_Required action_. Write down exactly the lines of the records below, beginning with the first and ending with the line that includes "What is the atomisation".

*** Begin section ***

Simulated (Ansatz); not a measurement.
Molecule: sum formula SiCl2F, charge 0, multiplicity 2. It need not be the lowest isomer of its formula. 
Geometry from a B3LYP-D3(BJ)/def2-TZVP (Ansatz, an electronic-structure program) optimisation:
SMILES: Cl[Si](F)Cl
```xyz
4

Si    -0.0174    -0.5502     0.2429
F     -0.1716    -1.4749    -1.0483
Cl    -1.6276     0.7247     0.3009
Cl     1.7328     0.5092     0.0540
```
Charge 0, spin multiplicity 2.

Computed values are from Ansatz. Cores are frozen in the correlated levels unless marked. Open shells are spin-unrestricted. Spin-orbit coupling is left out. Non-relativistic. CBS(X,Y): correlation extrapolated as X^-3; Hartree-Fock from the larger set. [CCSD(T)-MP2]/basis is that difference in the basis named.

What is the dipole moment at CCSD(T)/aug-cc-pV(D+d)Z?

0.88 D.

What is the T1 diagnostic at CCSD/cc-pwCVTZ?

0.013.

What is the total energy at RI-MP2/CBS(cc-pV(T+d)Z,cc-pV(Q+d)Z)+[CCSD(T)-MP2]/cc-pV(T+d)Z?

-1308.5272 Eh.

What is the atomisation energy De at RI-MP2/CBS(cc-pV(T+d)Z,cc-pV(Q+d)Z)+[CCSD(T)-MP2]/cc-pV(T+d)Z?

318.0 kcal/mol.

*** End section ***

_Response area_.
Simulated (Ansatz); not a measurement.
Molecule: sum formula SiCl2F, charge 0, multiplicity 2. It need not be the lowest isomer of its formula. 
Geometry from a B3LYP-D3(BJ)/def2-TZVP (Ansatz, an electronic-structure program) optimisation:
SMILES: Cl[Si](F)Cl
```xyz
4

Si    -0.0174    -0.5502     0.2429
F     -0.1716    -1.4749    -1.0483
Cl    -1.6276     0.7247     0.3009
Cl     1.7328     0.5092     0.0540
```
Charge 0, spin multiplicity 2.

Computed values are from Ansatz. Cores are frozen in the correlated levels unless marked. Open shells are spin-unrestricted. Spin-orbit coupling is left out. Non-relativistic. CBS(X,Y): correlation extrapolated as X^-3; Hartree-Fock from the larger set. [CCSD(T)-MP2]/basis is that difference in the basis named.

What is the dipole moment at CCSD(T)/aug-cc-pV(D+d)Z?

0.88 D.

What is the T1 diagnostic at CCSD/cc-pwCVTZ?

0.013.

What is the total energy at RI-MP2/CBS(cc-pV(T+d)Z,cc-pV(Q+d)Z)+[CCSD(T)-MP2]/cc-pV(T+d)Z?

-1308.5272 Eh.

What is the atomisation energy De at RI-MP2/CBS(cc-pV(T+d)Z,cc-pV(Q+d)Z)+[CCSD(T)-MP2]/cc-pV(T+d)Z?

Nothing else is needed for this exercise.